* _WORK ORDER_: Everything in the listing should be restated word for word.

* _RECORDED INFORMATION_:
·····

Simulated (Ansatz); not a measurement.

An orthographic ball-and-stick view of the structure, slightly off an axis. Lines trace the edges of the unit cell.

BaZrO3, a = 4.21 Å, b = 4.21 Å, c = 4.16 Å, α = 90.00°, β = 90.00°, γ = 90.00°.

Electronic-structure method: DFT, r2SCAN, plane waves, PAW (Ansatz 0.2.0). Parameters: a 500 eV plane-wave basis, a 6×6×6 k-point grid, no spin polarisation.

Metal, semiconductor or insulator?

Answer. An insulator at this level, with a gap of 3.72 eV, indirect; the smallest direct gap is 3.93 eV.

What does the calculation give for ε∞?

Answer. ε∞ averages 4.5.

·····

* _RESULT_:
Simulated (Ansatz); not a measurement.

An orthographic ball-and-stick view of the structure, slightly off an axis. Lines trace the edges of the unit cell.

BaZrO3, a = 4.21 Å, b = 4.21 Å, c = 4.16 Å, α = 90.00°, β = 90.00°, γ = 90.00°.

Electronic-structure method: DFT, r2SCAN, plane waves, PAW (Ansatz 0.2.0). Parameters: a 500 eV plane-wave basis, a 6×6×6 k-point grid, no spin polarisation.

Metal, semiconductor or insulator?

Answer. An insulator at this level, with a gap of 3.72 eV, indirect; the smallest direct gap is 3.93 eV.

What does the calculation give for ε∞?

Answer. ε∞ averages 4.5.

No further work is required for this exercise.